▸ **Information shown**:
══════════

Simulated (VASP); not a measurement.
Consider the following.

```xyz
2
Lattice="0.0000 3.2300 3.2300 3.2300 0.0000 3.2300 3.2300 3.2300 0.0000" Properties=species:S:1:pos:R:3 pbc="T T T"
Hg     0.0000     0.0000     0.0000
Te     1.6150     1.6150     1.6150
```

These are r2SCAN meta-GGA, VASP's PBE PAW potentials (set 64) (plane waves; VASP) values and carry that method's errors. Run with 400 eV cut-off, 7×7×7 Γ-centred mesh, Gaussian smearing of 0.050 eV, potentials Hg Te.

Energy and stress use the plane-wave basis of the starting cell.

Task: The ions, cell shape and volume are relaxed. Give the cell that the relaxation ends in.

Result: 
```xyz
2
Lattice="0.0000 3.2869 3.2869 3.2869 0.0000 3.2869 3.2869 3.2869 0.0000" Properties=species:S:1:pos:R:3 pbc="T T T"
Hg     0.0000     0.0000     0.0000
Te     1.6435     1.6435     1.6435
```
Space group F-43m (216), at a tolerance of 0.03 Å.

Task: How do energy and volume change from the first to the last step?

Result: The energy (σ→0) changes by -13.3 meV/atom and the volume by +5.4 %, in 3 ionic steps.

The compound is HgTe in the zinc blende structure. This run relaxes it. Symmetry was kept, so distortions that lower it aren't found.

══════════

▸ **Brief**: In the records above, find the line with "Energy and stress"; write out exactly that line and each one after it, stopping after the line with "Result: The energy".

▸ **Task answer**:
Energy and stress use the plane-wave basis of the starting cell.

Task: The ions, cell shape and volume are relaxed. Give the cell that the relaxation ends in.

Result: 
```xyz
2
Lattice="0.0000 3.2869 3.2869 3.2869 0.0000 3.2869 3.2869 3.2869 0.0000" Properties=species:S:1:pos:R:3 pbc="T T T"
Hg     0.0000     0.0000     0.0000
Te     1.6435     1.6435     1.6435
```
Space group F-43m (216), at a tolerance of 0.03 Å.

Task: How do energy and volume change from the first to the last step?

Result: The energy (σ→0) changes by -13.3 meV/atom and the volume by +5.4 %, in 3 ionic steps.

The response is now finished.